> _Work request_:
Your answer should be the lines below from the one with "These compounds are" to the one with "E. SMILES F/C=C/O/C=C(\F)OC(F)F", both included, given again exactly and with nothing added.

────────────────
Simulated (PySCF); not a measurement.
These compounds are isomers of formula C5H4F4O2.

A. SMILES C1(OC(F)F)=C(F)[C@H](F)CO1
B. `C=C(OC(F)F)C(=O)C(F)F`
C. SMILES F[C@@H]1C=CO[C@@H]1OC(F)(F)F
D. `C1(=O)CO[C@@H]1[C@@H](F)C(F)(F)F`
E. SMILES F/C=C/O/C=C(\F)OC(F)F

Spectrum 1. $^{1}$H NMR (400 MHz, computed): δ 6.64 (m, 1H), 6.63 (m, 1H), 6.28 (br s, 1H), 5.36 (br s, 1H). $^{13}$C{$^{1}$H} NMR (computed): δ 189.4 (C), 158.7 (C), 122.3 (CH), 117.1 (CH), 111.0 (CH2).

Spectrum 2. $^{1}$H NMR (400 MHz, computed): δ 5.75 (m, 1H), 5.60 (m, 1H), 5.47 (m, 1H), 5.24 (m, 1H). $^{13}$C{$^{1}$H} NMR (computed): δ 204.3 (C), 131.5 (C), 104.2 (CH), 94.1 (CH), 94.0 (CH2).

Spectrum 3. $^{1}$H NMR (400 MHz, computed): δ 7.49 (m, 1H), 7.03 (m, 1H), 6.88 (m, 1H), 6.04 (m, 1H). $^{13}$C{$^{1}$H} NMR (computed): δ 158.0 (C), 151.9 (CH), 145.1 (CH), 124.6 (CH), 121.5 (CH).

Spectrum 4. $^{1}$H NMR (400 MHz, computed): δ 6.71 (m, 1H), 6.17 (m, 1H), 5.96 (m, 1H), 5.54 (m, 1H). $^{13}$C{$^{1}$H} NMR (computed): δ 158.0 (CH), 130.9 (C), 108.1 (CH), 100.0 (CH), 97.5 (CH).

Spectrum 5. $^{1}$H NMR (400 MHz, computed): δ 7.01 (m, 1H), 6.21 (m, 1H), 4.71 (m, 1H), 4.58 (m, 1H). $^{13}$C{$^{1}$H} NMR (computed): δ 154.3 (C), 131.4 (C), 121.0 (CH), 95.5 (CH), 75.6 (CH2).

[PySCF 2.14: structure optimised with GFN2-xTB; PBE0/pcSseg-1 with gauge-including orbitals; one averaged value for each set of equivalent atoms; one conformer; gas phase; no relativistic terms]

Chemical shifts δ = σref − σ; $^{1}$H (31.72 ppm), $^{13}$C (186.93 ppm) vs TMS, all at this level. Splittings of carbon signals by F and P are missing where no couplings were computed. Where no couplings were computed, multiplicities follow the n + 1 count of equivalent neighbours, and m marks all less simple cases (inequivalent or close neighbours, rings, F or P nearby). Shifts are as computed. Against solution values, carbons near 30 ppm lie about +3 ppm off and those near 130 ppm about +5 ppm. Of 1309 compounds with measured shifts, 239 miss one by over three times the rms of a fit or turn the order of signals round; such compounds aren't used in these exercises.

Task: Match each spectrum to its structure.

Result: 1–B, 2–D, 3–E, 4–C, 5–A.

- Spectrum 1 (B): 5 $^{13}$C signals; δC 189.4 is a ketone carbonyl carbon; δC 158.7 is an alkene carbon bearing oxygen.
────────────────

> _Reply_:
These compounds are isomers of formula C5H4F4O2.

A. SMILES C1(OC(F)F)=C(F)[C@H](F)CO1
B. `C=C(OC(F)F)C(=O)C(F)F`
C. SMILES F[C@@H]1C=CO[C@@H]1OC(F)(F)F
D. `C1(=O)CO[C@@H]1[C@@H](F)C(F)(F)F`
E. SMILES F/C=C/O/C=C(\F)OC(F)F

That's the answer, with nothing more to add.